**DATA PROVIDED**
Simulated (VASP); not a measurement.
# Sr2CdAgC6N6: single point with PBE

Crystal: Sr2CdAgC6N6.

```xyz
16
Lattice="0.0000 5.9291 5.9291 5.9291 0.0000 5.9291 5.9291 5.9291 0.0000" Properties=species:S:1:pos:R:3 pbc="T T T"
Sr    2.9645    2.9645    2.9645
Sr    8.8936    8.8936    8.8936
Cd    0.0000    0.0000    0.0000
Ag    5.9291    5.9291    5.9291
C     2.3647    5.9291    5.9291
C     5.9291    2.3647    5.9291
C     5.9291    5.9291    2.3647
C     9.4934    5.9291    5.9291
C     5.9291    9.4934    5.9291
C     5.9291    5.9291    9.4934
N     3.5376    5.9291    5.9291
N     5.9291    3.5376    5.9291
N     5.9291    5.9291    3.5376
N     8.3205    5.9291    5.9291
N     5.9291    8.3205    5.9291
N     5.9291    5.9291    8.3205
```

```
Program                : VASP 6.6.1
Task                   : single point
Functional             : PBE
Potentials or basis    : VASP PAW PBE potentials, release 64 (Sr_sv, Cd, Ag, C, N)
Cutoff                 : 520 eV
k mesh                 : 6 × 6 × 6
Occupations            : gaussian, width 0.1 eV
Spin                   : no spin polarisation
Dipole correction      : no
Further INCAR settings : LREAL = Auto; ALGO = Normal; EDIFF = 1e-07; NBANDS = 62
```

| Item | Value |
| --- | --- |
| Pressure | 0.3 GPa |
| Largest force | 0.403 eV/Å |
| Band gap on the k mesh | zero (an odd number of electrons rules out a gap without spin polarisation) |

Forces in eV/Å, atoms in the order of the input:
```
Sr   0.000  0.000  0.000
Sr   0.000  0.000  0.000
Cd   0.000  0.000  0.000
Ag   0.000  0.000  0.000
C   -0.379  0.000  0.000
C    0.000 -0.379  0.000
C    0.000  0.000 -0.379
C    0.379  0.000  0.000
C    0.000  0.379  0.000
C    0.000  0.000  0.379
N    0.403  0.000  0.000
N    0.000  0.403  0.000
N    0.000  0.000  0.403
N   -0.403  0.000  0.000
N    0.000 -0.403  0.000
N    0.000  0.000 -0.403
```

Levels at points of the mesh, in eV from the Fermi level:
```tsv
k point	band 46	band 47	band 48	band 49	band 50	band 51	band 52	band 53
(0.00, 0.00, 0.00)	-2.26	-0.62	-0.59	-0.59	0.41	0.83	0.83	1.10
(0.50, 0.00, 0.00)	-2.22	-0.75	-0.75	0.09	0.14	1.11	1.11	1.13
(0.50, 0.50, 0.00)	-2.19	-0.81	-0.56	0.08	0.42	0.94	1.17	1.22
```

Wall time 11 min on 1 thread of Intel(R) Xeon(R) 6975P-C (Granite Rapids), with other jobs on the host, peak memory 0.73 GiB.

**ACTION ITEM**
Once the line containing "0.403 eV/Å |" has been set down, nothing more is wanted; set down each line of the listing above up to it exactly, starting with the first.

**WRITTEN RESPONSE**
Simulated (VASP); not a measurement.
# Sr2CdAgC6N6: single point with PBE

Crystal: Sr2CdAgC6N6.

```xyz
16
Lattice="0.0000 5.9291 5.9291 5.9291 0.0000 5.9291 5.9291 5.9291 0.0000" Properties=species:S:1:pos:R:3 pbc="T T T"
Sr    2.9645    2.9645    2.9645
Sr    8.8936    8.8936    8.8936
Cd    0.0000    0.0000    0.0000
Ag    5.9291    5.9291    5.9291
C     2.3647    5.9291    5.9291
C     5.9291    2.3647    5.9291
C     5.9291    5.9291    2.3647
C     9.4934    5.9291    5.9291
C     5.9291    9.4934    5.9291
C     5.9291    5.9291    9.4934
N     3.5376    5.9291    5.9291
N     5.9291    3.5376    5.9291
N     5.9291    5.9291    3.5376
N     8.3205    5.9291    5.9291
N     5.9291    8.3205    5.9291
N     5.9291    5.9291    8.3205
```

```
Program                : VASP 6.6.1
Task                   : single point
Functional             : PBE
Potentials or basis    : VASP PAW PBE potentials, release 64 (Sr_sv, Cd, Ag, C, N)
Cutoff                 : 520 eV
k mesh                 : 6 × 6 × 6
Occupations            : gaussian, width 0.1 eV
Spin                   : no spin polarisation
Dipole correction      : no
Further INCAR settings : LREAL = Auto; ALGO = Normal; EDIFF = 1e-07; NBANDS = 62
```

| Item | Value |
| --- | --- |
| Pressure | 0.3 GPa |
| Largest force | 0.403 eV/Å |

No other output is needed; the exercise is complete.